╔══
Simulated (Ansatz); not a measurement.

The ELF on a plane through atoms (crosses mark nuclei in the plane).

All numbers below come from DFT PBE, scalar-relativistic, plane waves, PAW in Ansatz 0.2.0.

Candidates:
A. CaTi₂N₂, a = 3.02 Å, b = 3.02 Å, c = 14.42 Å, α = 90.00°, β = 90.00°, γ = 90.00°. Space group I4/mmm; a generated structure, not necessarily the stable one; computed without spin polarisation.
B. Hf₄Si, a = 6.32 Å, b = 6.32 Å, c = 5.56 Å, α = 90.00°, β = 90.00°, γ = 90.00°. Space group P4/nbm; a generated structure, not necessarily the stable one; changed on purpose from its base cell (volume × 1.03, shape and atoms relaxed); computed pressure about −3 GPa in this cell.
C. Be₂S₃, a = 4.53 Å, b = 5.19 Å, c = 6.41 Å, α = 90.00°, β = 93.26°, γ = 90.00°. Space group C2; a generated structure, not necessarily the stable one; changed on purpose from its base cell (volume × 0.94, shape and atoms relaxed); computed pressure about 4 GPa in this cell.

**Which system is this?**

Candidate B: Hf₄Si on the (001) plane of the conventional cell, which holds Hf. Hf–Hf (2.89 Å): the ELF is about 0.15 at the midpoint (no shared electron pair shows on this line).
╚══

■ Action item
Your task is to transcribe the listing above in full, exactly as given.

■ Your solution
Simulated (Ansatz); not a measurement.

The ELF on a plane through atoms (crosses mark nuclei in the plane).

All numbers below come from DFT PBE, scalar-relativistic, plane waves, PAW in Ansatz 0.2.0.

Candidates:
A. CaTi₂N₂, a = 3.02 Å, b = 3.02 Å, c = 14.42 Å, α = 90.00°, β = 90.00°, γ = 90.00°. Space group I4/mmm; a generated structure, not necessarily the stable one; computed without spin polarisation.
B. Hf₄Si, a = 6.32 Å, b = 6.32 Å, c = 5.56 Å, α = 90.00°, β = 90.00°, γ = 90.00°. Space group P4/nbm; a generated structure, not necessarily the stable one; changed on purpose from its base cell (volume × 1.03, shape and atoms relaxed); computed pressure about −3 GPa in this cell.
C. Be₂S₃, a = 4.53 Å, b = 5.19 Å, c = 6.41 Å, α = 90.00°, β = 93.26°, γ = 90.00°. Space group C2; a generated structure, not necessarily the stable one; changed on purpose from its base cell (volume × 0.94, shape and atoms relaxed); computed pressure about 4 GPa in this cell.

**Which system is this?**

Candidate B: Hf₄Si on the (001) plane of the conventional cell, which holds Hf. Hf–Hf (2.89 Å): the ELF is about 0.15 at the midpoint (no shared electron pair shows on this line).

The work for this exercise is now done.